ASSIGNMENT » Nothing may be dropped. Retype the whole listing exactly.

···

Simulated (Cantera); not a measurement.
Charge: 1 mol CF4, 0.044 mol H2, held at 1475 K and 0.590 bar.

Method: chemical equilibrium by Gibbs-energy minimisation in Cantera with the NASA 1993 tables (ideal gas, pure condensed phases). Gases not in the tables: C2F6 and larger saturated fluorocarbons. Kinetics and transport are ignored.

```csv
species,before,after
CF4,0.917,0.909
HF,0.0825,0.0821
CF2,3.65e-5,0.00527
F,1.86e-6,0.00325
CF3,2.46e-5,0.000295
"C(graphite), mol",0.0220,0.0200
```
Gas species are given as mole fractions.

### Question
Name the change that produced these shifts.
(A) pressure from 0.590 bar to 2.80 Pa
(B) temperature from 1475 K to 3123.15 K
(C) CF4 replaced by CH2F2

···

EXERCISE OUTPUT »
Simulated (Cantera); not a measurement.
Charge: 1 mol CF4, 0.044 mol H2, held at 1475 K and 0.590 bar.

Method: chemical equilibrium by Gibbs-energy minimisation in Cantera with the NASA 1993 tables (ideal gas, pure condensed phases). Gases not in the tables: C2F6 and larger saturated fluorocarbons. Kinetics and transport are ignored.

```csv
species,before,after
CF4,0.917,0.909
HF,0.0825,0.0821
CF2,3.65e-5,0.00527
F,1.86e-6,0.00325
CF3,2.46e-5,0.000295
"C(graphite), mol",0.0220,0.0200
```
Gas species are given as mole fractions.

### Question
Name the change that produced these shifts.
(A) pressure from 0.590 bar to 2.80 Pa
(B) temperature from 1475 K to 3123.15 K
(C) CF4 replaced by CH2F2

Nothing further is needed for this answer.